......

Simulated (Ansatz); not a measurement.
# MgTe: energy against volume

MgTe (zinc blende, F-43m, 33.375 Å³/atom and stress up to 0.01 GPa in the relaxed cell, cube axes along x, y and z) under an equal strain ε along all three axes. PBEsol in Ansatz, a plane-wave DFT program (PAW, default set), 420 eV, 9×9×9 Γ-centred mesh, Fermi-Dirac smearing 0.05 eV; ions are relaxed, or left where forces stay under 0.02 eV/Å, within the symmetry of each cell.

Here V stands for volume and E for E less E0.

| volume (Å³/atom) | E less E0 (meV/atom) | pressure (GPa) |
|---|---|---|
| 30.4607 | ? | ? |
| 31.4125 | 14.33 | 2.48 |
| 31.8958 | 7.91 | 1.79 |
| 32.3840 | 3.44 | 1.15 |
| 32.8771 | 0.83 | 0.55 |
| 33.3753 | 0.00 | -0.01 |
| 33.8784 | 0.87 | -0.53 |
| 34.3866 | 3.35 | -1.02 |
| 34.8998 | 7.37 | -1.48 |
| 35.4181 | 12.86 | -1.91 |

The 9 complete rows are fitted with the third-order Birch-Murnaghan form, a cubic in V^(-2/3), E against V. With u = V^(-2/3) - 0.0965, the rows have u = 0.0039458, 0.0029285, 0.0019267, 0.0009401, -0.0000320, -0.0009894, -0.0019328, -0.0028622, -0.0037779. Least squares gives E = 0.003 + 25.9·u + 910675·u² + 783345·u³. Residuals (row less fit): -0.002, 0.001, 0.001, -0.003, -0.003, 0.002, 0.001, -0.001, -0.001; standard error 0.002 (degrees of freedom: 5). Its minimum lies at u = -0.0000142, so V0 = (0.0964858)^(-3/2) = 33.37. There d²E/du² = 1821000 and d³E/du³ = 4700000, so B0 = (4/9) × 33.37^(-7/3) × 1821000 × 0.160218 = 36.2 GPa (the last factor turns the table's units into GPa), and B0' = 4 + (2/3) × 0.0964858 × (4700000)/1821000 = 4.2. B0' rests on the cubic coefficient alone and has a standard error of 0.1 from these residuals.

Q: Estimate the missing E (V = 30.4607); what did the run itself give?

......

ASSIGNED TASK.
Please retype the listing word for word, from its first line through the line containing "The 9 complete", and add nothing else.

ANSWER SPACE.
Simulated (Ansatz); not a measurement.
# MgTe: energy against volume

MgTe (zinc blende, F-43m, 33.375 Å³/atom and stress up to 0.01 GPa in the relaxed cell, cube axes along x, y and z) under an equal strain ε along all three axes. PBEsol in Ansatz, a plane-wave DFT program (PAW, default set), 420 eV, 9×9×9 Γ-centred mesh, Fermi-Dirac smearing 0.05 eV; ions are relaxed, or left where forces stay under 0.02 eV/Å, within the symmetry of each cell.

Here V stands for volume and E for E less E0.

| volume (Å³/atom) | E less E0 (meV/atom) | pressure (GPa) |
|---|---|---|
| 30.4607 | ? | ? |
| 31.4125 | 14.33 | 2.48 |
| 31.8958 | 7.91 | 1.79 |
| 32.3840 | 3.44 | 1.15 |
| 32.8771 | 0.83 | 0.55 |
| 33.3753 | 0.00 | -0.01 |
| 33.8784 | 0.87 | -0.53 |
| 34.3866 | 3.35 | -1.02 |
| 34.8998 | 7.37 | -1.48 |
| 35.4181 | 12.86 | -1.91 |

The 9 complete rows are fitted with the third-order Birch-Murnaghan form, a cubic in V^(-2/3), E against V. With u = V^(-2/3) - 0.0965, the rows have u = 0.0039458, 0.0029285, 0.0019267, 0.0009401, -0.0000320, -0.0009894, -0.0019328, -0.0028622, -0.0037779. Least squares gives E = 0.003 + 25.9·u + 910675·u² + 783345·u³. Residuals (row less fit): -0.002, 0.001, 0.001, -0.003, -0.003, 0.002, 0.001, -0.001, -0.001; standard error 0.002 (degrees of freedom: 5). Its minimum lies at u = -0.0000142, so V0 = (0.0964858)^(-3/2) = 33.37. There d²E/du² = 1821000 and d³E/du³ = 4700000, so B0 = (4/9) × 33.37^(-7/3) × 1821000 × 0.160218 = 36.2 GPa (the last factor turns the table's units into GPa), and B0' = 4 + (2/3) × 0.0964858 × (4700000)/1821000 = 4.2. B0' rests on the cubic coefficient alone and has a standard error of 0.1 from these residuals.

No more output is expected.